%%

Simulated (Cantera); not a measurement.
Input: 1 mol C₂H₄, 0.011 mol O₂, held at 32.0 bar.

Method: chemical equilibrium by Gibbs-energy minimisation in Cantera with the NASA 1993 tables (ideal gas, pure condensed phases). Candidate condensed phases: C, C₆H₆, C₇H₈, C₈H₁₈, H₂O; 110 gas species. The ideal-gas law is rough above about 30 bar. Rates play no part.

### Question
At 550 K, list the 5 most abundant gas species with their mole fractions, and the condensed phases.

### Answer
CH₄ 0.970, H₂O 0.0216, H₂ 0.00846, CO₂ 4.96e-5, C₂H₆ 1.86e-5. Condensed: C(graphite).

%%

*BRIEF:*
Begin at the first line of the records above and quote every line verbatim through the one that contains "Input: 1 mol".

*REPLY:*
Simulated (Cantera); not a measurement.
Input: 1 mol C₂H₄, 0.011 mol O₂, held at 32.0 bar.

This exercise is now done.